++++++

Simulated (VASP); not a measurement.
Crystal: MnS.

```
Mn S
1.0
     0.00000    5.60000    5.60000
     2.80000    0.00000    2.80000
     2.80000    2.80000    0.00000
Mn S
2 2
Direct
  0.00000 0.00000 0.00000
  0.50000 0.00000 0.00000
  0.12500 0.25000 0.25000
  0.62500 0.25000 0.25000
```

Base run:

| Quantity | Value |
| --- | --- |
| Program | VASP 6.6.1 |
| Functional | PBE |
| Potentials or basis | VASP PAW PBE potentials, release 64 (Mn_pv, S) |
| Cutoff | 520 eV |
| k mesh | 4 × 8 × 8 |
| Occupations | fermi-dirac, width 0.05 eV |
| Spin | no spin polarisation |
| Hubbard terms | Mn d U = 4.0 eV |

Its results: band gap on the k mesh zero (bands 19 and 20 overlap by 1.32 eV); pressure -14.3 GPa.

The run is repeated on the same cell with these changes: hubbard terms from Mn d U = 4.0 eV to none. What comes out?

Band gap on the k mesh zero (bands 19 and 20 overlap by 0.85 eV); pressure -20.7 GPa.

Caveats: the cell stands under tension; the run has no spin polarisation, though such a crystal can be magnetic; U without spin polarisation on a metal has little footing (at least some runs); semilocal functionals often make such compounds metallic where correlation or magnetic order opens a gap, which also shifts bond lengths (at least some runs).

++++++

ASSIGNED TASK: Print, please, the lines from the first line of the material through the line that contains "pressure -20.7 GPa.", exactly as written and with nothing added.

PROBLEM SOLUTION:
Simulated (VASP); not a measurement.
Crystal: MnS.

```
Mn S
1.0
     0.00000    5.60000    5.60000
     2.80000    0.00000    2.80000
     2.80000    2.80000    0.00000
Mn S
2 2
Direct
  0.00000 0.00000 0.00000
  0.50000 0.00000 0.00000
  0.12500 0.25000 0.25000
  0.62500 0.25000 0.25000
```

Base run:

| Quantity | Value |
| --- | --- |
| Program | VASP 6.6.1 |
| Functional | PBE |
| Potentials or basis | VASP PAW PBE potentials, release 64 (Mn_pv, S) |
| Cutoff | 520 eV |
| k mesh | 4 × 8 × 8 |
| Occupations | fermi-dirac, width 0.05 eV |
| Spin | no spin polarisation |
| Hubbard terms | Mn d U = 4.0 eV |

Its results: band gap on the k mesh zero (bands 19 and 20 overlap by 1.32 eV); pressure -14.3 GPa.

The run is repeated on the same cell with these changes: hubbard terms from Mn d U = 4.0 eV to none. What comes out?

Band gap on the k mesh zero (bands 19 and 20 overlap by 0.85 eV); pressure -20.7 GPa.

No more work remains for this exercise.